### Task item
Output the data below line for line, exactly, up to and including the line where "Isolated species at" appears.

### Information given
%%
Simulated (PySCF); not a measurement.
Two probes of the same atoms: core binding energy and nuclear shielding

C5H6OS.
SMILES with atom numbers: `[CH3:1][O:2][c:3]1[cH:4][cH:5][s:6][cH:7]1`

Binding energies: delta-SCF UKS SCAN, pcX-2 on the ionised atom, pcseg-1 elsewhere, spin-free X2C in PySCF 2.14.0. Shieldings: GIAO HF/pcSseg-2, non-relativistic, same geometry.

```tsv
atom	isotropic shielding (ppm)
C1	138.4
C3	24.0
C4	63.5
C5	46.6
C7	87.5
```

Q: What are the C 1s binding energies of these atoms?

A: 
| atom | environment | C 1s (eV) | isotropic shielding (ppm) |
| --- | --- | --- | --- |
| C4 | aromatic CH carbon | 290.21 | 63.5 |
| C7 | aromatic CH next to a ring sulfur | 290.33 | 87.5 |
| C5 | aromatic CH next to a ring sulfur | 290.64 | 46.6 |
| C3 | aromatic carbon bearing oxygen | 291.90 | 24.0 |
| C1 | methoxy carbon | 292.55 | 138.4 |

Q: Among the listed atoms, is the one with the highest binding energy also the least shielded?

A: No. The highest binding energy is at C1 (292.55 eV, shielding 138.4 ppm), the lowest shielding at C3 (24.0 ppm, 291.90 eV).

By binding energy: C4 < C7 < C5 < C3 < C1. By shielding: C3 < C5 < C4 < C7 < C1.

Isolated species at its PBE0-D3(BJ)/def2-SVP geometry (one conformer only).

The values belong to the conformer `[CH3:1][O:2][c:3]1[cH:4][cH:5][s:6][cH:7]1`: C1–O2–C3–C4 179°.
%%

### Problem solution
Simulated (PySCF); not a measurement.
Two probes of the same atoms: core binding energy and nuclear shielding

C5H6OS.
SMILES with atom numbers: `[CH3:1][O:2][c:3]1[cH:4][cH:5][s:6][cH:7]1`

Binding energies: delta-SCF UKS SCAN, pcX-2 on the ionised atom, pcseg-1 elsewhere, spin-free X2C in PySCF 2.14.0. Shieldings: GIAO HF/pcSseg-2, non-relativistic, same geometry.

```tsv
atom	isotropic shielding (ppm)
C1	138.4
C3	24.0
C4	63.5
C5	46.6
C7	87.5
```

Q: What are the C 1s binding energies of these atoms?

A: 
| atom | environment | C 1s (eV) | isotropic shielding (ppm) |
| --- | --- | --- | --- |
| C4 | aromatic CH carbon | 290.21 | 63.5 |
| C7 | aromatic CH next to a ring sulfur | 290.33 | 87.5 |
| C5 | aromatic CH next to a ring sulfur | 290.64 | 46.6 |
| C3 | aromatic carbon bearing oxygen | 291.90 | 24.0 |
| C1 | methoxy carbon | 292.55 | 138.4 |

Q: Among the listed atoms, is the one with the highest binding energy also the least shielded?

A: No. The highest binding energy is at C1 (292.55 eV, shielding 138.4 ppm), the lowest shielding at C3 (24.0 ppm, 291.90 eV).

By binding energy: C4 < C7 < C5 < C3 < C1. By shielding: C3 < C5 < C4 < C7 < C1.

Isolated species at its PBE0-D3(BJ)/def2-SVP geometry (one conformer only).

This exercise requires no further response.